Starting at the line that contains "Q: How much" and ending at the line that contains "¹⁵N shifts are", the lines below are to be given again exactly, with nothing added.

* [Provided records]
-------------------------

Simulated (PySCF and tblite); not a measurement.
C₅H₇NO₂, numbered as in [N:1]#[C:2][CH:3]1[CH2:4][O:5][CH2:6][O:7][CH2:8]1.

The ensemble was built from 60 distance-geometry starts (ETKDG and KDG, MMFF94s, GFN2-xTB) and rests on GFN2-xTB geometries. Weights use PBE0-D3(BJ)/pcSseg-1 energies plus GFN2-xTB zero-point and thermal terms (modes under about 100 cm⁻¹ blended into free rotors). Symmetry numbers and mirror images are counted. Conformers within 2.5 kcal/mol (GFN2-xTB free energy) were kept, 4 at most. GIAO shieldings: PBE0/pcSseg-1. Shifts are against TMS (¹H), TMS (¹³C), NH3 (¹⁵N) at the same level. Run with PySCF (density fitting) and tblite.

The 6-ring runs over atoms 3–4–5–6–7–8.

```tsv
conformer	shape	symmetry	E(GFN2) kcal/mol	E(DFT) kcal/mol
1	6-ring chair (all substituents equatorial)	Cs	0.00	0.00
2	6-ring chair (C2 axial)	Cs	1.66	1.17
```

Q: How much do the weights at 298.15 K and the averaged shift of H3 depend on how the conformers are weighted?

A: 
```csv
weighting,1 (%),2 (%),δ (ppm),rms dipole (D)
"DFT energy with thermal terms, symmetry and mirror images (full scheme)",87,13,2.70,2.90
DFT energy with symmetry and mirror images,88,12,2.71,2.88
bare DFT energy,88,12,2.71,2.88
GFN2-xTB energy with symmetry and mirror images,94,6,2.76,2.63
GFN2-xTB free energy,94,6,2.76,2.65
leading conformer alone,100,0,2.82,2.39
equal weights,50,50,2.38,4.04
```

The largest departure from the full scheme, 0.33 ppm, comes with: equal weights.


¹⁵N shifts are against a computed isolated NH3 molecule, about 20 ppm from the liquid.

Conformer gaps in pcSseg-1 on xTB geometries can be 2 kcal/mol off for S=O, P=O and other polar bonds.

-------------------------

* [Worked solution]
Q: How much do the weights at 298.15 K and the averaged shift of H3 depend on how the conformers are weighted?

A: 
```csv
weighting,1 (%),2 (%),δ (ppm),rms dipole (D)
"DFT energy with thermal terms, symmetry and mirror images (full scheme)",87,13,2.70,2.90
DFT energy with symmetry and mirror images,88,12,2.71,2.88
bare DFT energy,88,12,2.71,2.88
GFN2-xTB energy with symmetry and mirror images,94,6,2.76,2.63
GFN2-xTB free energy,94,6,2.76,2.65
leading conformer alone,100,0,2.82,2.39
equal weights,50,50,2.38,4.04
```

The largest departure from the full scheme, 0.33 ppm, comes with: equal weights.


¹⁵N shifts are against a computed isolated NH3 molecule, about 20 ppm from the liquid.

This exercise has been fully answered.